> [Data supplied]:
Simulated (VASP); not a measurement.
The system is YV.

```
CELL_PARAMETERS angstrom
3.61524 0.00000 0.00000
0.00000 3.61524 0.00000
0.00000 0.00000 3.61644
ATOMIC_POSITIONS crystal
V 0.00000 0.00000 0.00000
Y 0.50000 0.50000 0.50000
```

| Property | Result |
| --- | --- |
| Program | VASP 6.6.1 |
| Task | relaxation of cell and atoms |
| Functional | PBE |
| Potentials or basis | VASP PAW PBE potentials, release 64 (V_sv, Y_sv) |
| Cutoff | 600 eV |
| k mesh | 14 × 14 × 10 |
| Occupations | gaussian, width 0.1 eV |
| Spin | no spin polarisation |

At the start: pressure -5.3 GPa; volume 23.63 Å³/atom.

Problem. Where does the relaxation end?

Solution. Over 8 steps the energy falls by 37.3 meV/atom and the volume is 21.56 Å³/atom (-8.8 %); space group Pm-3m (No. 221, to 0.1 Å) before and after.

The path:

> [Brief]: Repeat the entries above verbatim, but only from the line that has "and atoms |" down to the line that has "Solution. Over 8", inclusive.

> [Written reply]:
| Task | relaxation of cell and atoms |
| Functional | PBE |
| Potentials or basis | VASP PAW PBE potentials, release 64 (V_sv, Y_sv) |
| Cutoff | 600 eV |
| k mesh | 14 × 14 × 10 |
| Occupations | gaussian, width 0.1 eV |
| Spin | no spin polarisation |

At the start: pressure -5.3 GPa; volume 23.63 Å³/atom.

Problem. Where does the relaxation end?

Solution. Over 8 steps the energy falls by 37.3 meV/atom and the volume is 21.56 Å³/atom (-8.8 %); space group Pm-3m (No. 221, to 0.1 Å) before and after.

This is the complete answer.